_The data_:
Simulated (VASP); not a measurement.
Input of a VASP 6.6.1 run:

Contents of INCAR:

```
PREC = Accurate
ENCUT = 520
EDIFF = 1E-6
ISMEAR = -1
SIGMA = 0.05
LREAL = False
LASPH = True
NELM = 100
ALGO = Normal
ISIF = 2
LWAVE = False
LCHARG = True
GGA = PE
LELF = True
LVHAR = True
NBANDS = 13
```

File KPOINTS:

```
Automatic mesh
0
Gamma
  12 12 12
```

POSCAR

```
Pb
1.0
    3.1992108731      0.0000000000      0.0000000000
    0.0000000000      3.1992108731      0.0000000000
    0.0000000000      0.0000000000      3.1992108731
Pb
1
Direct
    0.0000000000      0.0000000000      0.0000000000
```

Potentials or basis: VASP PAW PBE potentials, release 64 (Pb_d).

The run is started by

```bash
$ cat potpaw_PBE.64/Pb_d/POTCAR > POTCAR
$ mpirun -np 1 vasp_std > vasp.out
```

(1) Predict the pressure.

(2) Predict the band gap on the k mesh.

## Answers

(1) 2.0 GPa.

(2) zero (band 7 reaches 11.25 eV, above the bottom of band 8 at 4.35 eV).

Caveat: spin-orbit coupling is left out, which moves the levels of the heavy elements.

_Required action_: Give back the lines of the data exactly as they are written, from the first line through the line containing "(2) zero (band".

_Response box_:
Simulated (VASP); not a measurement.
Input of a VASP 6.6.1 run:

Contents of INCAR:

```
PREC = Accurate
ENCUT = 520
EDIFF = 1E-6
ISMEAR = -1
SIGMA = 0.05
LREAL = False
LASPH = True
NELM = 100
ALGO = Normal
ISIF = 2
LWAVE = False
LCHARG = True
GGA = PE
LELF = True
LVHAR = True
NBANDS = 13
```

File KPOINTS:

```
Automatic mesh
0
Gamma
  12 12 12
```

POSCAR

```
Pb
1.0
    3.1992108731      0.0000000000      0.0000000000
    0.0000000000      3.1992108731      0.0000000000
    0.0000000000      0.0000000000      3.1992108731
Pb
1
Direct
    0.0000000000      0.0000000000      0.0000000000
```

Potentials or basis: VASP PAW PBE potentials, release 64 (Pb_d).

The run is started by

```bash
$ cat potpaw_PBE.64/Pb_d/POTCAR > POTCAR
$ mpirun -np 1 vasp_std > vasp.out
```

(1) Predict the pressure.

(2) Predict the band gap on the k mesh.

## Answers

(1) 2.0 GPa.

(2) zero (band 7 reaches 11.25 eV, above the bottom of band 8 at 4.35 eV).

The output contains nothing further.